* _ACTION ITEM_:
Return verbatim all lines from the first one in the records to the line with "100 core-seconds |", both ends kept.

* _LISTED ENTRIES_:
++++++++
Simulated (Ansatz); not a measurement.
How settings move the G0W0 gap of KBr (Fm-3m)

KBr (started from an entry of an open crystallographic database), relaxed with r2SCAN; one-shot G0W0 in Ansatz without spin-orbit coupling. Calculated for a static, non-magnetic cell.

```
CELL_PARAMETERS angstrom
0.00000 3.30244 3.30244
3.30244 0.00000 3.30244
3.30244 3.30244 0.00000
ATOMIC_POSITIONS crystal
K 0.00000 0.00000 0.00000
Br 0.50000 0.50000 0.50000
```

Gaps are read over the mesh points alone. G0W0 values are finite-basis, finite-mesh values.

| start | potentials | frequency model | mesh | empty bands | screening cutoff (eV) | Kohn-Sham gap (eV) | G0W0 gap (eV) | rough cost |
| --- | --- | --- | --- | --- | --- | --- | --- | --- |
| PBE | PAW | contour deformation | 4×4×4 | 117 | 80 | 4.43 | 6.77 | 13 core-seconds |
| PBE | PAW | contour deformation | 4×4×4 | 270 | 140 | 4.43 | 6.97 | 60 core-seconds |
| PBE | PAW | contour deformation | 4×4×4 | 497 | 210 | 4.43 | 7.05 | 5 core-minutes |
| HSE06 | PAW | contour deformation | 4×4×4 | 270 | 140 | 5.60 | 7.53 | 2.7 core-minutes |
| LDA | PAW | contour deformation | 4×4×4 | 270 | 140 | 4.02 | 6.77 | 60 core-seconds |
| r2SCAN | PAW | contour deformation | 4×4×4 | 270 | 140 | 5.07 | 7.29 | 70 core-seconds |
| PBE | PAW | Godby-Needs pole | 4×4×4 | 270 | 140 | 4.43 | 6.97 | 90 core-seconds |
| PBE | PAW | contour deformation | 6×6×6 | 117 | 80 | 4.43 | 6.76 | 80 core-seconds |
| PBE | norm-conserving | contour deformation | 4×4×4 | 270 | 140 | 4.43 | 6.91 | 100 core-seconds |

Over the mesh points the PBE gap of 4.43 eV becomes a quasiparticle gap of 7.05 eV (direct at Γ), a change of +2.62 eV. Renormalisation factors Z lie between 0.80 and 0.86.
++++++++

* _RESULT_:
Simulated (Ansatz); not a measurement.
How settings move the G0W0 gap of KBr (Fm-3m)

KBr (started from an entry of an open crystallographic database), relaxed with r2SCAN; one-shot G0W0 in Ansatz without spin-orbit coupling. Calculated for a static, non-magnetic cell.

```
CELL_PARAMETERS angstrom
0.00000 3.30244 3.30244
3.30244 0.00000 3.30244
3.30244 3.30244 0.00000
ATOMIC_POSITIONS crystal
K 0.00000 0.00000 0.00000
Br 0.50000 0.50000 0.50000
```

Gaps are read over the mesh points alone. G0W0 values are finite-basis, finite-mesh values.

| start | potentials | frequency model | mesh | empty bands | screening cutoff (eV) | Kohn-Sham gap (eV) | G0W0 gap (eV) | rough cost |
| --- | --- | --- | --- | --- | --- | --- | --- | --- |
| PBE | PAW | contour deformation | 4×4×4 | 117 | 80 | 4.43 | 6.77 | 13 core-seconds |
| PBE | PAW | contour deformation | 4×4×4 | 270 | 140 | 4.43 | 6.97 | 60 core-seconds |
| PBE | PAW | contour deformation | 4×4×4 | 497 | 210 | 4.43 | 7.05 | 5 core-minutes |
| HSE06 | PAW | contour deformation | 4×4×4 | 270 | 140 | 5.60 | 7.53 | 2.7 core-minutes |
| LDA | PAW | contour deformation | 4×4×4 | 270 | 140 | 4.02 | 6.77 | 60 core-seconds |
| r2SCAN | PAW | contour deformation | 4×4×4 | 270 | 140 | 5.07 | 7.29 | 70 core-seconds |
| PBE | PAW | Godby-Needs pole | 4×4×4 | 270 | 140 | 4.43 | 6.97 | 90 core-seconds |
| PBE | PAW | contour deformation | 6×6×6 | 117 | 80 | 4.43 | 6.76 | 80 core-seconds |
| PBE | norm-conserving | contour deformation | 4×4×4 | 270 | 140 | 4.43 | 6.91 | 100 core-seconds |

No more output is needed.